Activity: From the top of the records below, return each line exactly, ending with the line that contains "What did the".

Records shown:
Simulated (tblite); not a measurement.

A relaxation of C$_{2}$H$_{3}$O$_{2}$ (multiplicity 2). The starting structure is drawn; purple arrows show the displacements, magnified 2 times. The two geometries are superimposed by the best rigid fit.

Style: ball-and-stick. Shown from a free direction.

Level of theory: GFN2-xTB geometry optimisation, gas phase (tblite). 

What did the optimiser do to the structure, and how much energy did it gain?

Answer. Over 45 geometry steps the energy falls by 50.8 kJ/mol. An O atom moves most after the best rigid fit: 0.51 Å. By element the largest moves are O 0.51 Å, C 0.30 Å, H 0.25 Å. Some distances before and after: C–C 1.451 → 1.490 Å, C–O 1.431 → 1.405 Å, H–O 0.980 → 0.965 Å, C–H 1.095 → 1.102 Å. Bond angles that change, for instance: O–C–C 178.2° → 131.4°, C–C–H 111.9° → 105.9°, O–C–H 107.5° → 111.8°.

Task response:
Simulated (tblite); not a measurement.

A relaxation of C$_{2}$H$_{3}$O$_{2}$ (multiplicity 2). The starting structure is drawn; purple arrows show the displacements, magnified 2 times. The two geometries are superimposed by the best rigid fit.

Style: ball-and-stick. Shown from a free direction.

Level of theory: GFN2-xTB geometry optimisation, gas phase (tblite). 

What did the optimiser do to the structure, and how much energy did it gain?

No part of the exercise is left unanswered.